(Beginning of Source material)
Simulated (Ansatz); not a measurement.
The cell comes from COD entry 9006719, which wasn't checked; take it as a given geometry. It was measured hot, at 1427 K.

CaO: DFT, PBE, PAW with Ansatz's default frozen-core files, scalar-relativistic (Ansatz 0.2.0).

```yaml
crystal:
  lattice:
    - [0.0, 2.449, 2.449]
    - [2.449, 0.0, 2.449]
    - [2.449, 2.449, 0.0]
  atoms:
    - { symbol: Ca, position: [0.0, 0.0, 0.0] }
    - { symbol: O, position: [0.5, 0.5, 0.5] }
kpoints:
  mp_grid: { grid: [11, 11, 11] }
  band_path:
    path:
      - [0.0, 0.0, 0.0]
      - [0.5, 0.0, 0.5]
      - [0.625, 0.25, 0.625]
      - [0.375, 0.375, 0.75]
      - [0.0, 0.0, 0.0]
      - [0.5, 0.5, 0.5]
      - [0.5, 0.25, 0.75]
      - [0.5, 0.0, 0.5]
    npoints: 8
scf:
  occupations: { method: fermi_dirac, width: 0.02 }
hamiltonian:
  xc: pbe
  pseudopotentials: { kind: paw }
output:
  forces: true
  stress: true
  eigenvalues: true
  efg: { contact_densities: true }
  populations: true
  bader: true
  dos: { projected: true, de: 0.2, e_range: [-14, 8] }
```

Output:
(End of Source material)

▶ Work item
At the first line of the material above, start reproducing each line exactly, and end with the line that holds "The cell comes", adding nothing.

▶ Exercise solution
Simulated (Ansatz); not a measurement.
The cell comes from COD entry 9006719, which wasn't checked; take it as a given geometry. It was measured hot, at 1427 K.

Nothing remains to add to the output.